- **Work task**
Please reproduce verbatim the lines below, from the first through the one with "Describe the localisation domains.".

- **Records shown**
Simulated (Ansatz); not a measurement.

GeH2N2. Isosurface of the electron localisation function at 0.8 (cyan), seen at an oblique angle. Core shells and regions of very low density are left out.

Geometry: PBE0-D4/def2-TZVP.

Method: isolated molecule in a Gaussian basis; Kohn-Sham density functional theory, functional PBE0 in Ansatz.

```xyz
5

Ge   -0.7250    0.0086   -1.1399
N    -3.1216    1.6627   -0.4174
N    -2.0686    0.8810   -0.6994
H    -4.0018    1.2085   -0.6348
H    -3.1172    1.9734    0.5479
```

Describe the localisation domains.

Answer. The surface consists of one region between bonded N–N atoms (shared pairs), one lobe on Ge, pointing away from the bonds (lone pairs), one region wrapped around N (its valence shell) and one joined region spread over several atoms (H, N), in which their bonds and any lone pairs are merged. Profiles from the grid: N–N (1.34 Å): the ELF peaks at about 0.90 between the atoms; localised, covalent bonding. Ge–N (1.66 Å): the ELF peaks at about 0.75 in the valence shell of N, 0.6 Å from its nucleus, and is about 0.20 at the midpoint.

- **Written response**
Simulated (Ansatz); not a measurement.

GeH2N2. Isosurface of the electron localisation function at 0.8 (cyan), seen at an oblique angle. Core shells and regions of very low density are left out.

Geometry: PBE0-D4/def2-TZVP.

Method: isolated molecule in a Gaussian basis; Kohn-Sham density functional theory, functional PBE0 in Ansatz.

```xyz
5

Ge   -0.7250    0.0086   -1.1399
N    -3.1216    1.6627   -0.4174
N    -2.0686    0.8810   -0.6994
H    -4.0018    1.2085   -0.6348
H    -3.1172    1.9734    0.5479
```

Describe the localisation domains.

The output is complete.